[Start of Attachment]

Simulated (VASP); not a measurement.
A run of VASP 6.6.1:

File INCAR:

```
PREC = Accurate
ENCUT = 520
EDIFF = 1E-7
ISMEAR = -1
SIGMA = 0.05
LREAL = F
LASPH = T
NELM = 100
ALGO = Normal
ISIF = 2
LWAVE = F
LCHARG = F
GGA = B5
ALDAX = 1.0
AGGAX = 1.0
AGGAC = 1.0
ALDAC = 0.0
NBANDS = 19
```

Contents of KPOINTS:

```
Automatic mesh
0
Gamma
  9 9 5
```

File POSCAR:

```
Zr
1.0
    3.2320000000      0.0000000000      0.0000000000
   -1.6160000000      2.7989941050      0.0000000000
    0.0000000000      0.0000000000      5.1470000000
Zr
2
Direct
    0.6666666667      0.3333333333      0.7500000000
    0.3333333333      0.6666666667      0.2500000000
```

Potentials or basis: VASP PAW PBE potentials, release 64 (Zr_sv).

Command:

[End of Attachment]

[BRIEF]
Each line of the material above must be retyped exactly as written.

[PROBLEM SOLUTION]
Simulated (VASP); not a measurement.
A run of VASP 6.6.1:

File INCAR:

```
PREC = Accurate
ENCUT = 520
EDIFF = 1E-7
ISMEAR = -1
SIGMA = 0.05
LREAL = F
LASPH = T
NELM = 100
ALGO = Normal
ISIF = 2
LWAVE = F
LCHARG = F
GGA = B5
ALDAX = 1.0
AGGAX = 1.0
AGGAC = 1.0
ALDAC = 0.0
NBANDS = 19
```

Contents of KPOINTS:

```
Automatic mesh
0
Gamma
  9 9 5
```

File POSCAR:

```
Zr
1.0
    3.2320000000      0.0000000000      0.0000000000
   -1.6160000000      2.7989941050      0.0000000000
    0.0000000000      0.0000000000      5.1470000000
Zr
2
Direct
    0.6666666667      0.3333333333      0.7500000000
    0.3333333333      0.6666666667      0.2500000000
```

Potentials or basis: VASP PAW PBE potentials, release 64 (Zr_sv).

Command:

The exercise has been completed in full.